• ENTRIES SHOWN
BEGIN

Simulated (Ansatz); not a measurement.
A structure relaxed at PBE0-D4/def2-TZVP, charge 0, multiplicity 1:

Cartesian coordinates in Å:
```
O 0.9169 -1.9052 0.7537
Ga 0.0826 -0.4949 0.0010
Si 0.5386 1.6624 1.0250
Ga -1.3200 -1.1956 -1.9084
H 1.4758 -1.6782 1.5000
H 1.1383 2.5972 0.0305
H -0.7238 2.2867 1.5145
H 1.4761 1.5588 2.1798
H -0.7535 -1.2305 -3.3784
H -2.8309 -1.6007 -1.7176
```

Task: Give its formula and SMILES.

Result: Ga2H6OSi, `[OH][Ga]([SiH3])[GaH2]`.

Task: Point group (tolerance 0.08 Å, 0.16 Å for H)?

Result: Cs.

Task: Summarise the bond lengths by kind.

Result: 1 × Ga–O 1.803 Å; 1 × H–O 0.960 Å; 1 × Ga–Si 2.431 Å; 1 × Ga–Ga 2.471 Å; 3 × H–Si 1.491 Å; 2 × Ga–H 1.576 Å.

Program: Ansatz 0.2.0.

END

The full set of records above is to be printed again verbatim.

• YOUR SOLUTION
Simulated (Ansatz); not a measurement.
A structure relaxed at PBE0-D4/def2-TZVP, charge 0, multiplicity 1:

Cartesian coordinates in Å:
```
O 0.9169 -1.9052 0.7537
Ga 0.0826 -0.4949 0.0010
Si 0.5386 1.6624 1.0250
Ga -1.3200 -1.1956 -1.9084
H 1.4758 -1.6782 1.5000
H 1.1383 2.5972 0.0305
H -0.7238 2.2867 1.5145
H 1.4761 1.5588 2.1798
H -0.7535 -1.2305 -3.3784
H -2.8309 -1.6007 -1.7176
```

Task: Give its formula and SMILES.

Result: Ga2H6OSi, `[OH][Ga]([SiH3])[GaH2]`.

Task: Point group (tolerance 0.08 Å, 0.16 Å for H)?

Result: Cs.

Task: Summarise the bond lengths by kind.

Result: 1 × Ga–O 1.803 Å; 1 × H–O 0.960 Å; 1 × Ga–Si 2.431 Å; 1 × Ga–Ga 2.471 Å; 3 × H–Si 1.491 Å; 2 × Ga–H 1.576 Å.

Program: Ansatz 0.2.0.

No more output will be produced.